(Beginning of Supplied records)

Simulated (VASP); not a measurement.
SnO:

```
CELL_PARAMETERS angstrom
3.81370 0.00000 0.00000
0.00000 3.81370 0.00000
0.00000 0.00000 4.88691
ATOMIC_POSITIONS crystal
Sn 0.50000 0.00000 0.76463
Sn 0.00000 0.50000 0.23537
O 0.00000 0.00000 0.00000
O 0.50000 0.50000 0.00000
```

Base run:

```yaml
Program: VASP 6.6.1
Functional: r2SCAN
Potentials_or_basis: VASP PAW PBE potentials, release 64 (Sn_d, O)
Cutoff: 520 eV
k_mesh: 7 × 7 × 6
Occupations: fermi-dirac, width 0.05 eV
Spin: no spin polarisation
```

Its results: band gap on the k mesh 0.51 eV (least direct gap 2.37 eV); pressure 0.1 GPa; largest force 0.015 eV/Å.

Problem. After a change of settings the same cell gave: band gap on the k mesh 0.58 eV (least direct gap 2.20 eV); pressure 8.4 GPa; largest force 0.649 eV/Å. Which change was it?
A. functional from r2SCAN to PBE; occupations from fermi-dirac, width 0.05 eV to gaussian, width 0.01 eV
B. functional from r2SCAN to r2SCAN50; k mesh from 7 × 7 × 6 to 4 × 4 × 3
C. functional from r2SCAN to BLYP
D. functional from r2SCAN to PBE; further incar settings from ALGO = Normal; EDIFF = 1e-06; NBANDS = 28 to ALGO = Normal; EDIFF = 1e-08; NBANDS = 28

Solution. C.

(End of Supplied records)

*Exercise*
The entries above should be set down again exactly as they appear.

*Answer section*
Simulated (VASP); not a measurement.
SnO:

```
CELL_PARAMETERS angstrom
3.81370 0.00000 0.00000
0.00000 3.81370 0.00000
0.00000 0.00000 4.88691
ATOMIC_POSITIONS crystal
Sn 0.50000 0.00000 0.76463
Sn 0.00000 0.50000 0.23537
O 0.00000 0.00000 0.00000
O 0.50000 0.50000 0.00000
```

Base run:

```yaml
Program: VASP 6.6.1
Functional: r2SCAN
Potentials_or_basis: VASP PAW PBE potentials, release 64 (Sn_d, O)
Cutoff: 520 eV
k_mesh: 7 × 7 × 6
Occupations: fermi-dirac, width 0.05 eV
Spin: no spin polarisation
```

Its results: band gap on the k mesh 0.51 eV (least direct gap 2.37 eV); pressure 0.1 GPa; largest force 0.015 eV/Å.

Problem. After a change of settings the same cell gave: band gap on the k mesh 0.58 eV (least direct gap 2.20 eV); pressure 8.4 GPa; largest force 0.649 eV/Å. Which change was it?
A. functional from r2SCAN to PBE; occupations from fermi-dirac, width 0.05 eV to gaussian, width 0.01 eV
B. functional from r2SCAN to r2SCAN50; k mesh from 7 × 7 × 6 to 4 × 4 × 3
C. functional from r2SCAN to BLYP
D. functional from r2SCAN to PBE; further incar settings from ALGO = Normal; EDIFF = 1e-06; NBANDS = 28 to ALGO = Normal; EDIFF = 1e-08; NBANDS = 28

Solution. C.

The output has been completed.